'''
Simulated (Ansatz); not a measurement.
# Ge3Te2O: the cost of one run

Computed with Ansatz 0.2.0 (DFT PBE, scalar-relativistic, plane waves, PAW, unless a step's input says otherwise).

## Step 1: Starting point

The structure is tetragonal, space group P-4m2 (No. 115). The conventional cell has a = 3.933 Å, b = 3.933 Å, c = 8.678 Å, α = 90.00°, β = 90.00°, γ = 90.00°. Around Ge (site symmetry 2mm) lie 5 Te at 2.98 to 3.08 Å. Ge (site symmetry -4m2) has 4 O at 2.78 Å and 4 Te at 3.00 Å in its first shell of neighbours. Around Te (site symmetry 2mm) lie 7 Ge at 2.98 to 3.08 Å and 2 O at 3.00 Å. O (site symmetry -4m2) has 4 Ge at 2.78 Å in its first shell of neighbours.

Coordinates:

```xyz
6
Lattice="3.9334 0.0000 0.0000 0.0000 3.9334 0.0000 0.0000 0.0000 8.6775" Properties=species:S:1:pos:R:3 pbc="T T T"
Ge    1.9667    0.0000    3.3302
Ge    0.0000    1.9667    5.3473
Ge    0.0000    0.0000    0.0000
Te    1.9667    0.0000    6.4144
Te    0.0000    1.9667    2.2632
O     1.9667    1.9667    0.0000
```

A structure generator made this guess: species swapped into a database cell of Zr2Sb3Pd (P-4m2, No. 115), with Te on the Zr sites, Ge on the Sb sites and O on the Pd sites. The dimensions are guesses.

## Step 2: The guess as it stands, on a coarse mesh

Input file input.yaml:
'''

> [Activity] Restate the data verbatim through the "## Step 2: The" line.

> [Exercise output]
Simulated (Ansatz); not a measurement.
# Ge3Te2O: the cost of one run

Computed with Ansatz 0.2.0 (DFT PBE, scalar-relativistic, plane waves, PAW, unless a step's input says otherwise).

## Step 1: Starting point

The structure is tetragonal, space group P-4m2 (No. 115). The conventional cell has a = 3.933 Å, b = 3.933 Å, c = 8.678 Å, α = 90.00°, β = 90.00°, γ = 90.00°. Around Ge (site symmetry 2mm) lie 5 Te at 2.98 to 3.08 Å. Ge (site symmetry -4m2) has 4 O at 2.78 Å and 4 Te at 3.00 Å in its first shell of neighbours. Around Te (site symmetry 2mm) lie 7 Ge at 2.98 to 3.08 Å and 2 O at 3.00 Å. O (site symmetry -4m2) has 4 Ge at 2.78 Å in its first shell of neighbours.

Coordinates:

```xyz
6
Lattice="3.9334 0.0000 0.0000 0.0000 3.9334 0.0000 0.0000 0.0000 8.6775" Properties=species:S:1:pos:R:3 pbc="T T T"
Ge    1.9667    0.0000    3.3302
Ge    0.0000    1.9667    5.3473
Ge    0.0000    0.0000    0.0000
Te    1.9667    0.0000    6.4144
Te    0.0000    1.9667    2.2632
O     1.9667    1.9667    0.0000
```

A structure generator made this guess: species swapped into a database cell of Zr2Sb3Pd (P-4m2, No. 115), with Te on the Zr sites, Ge on the Sb sites and O on the Pd sites. The dimensions are guesses.

## Step 2: The guess as it stands, on a coarse mesh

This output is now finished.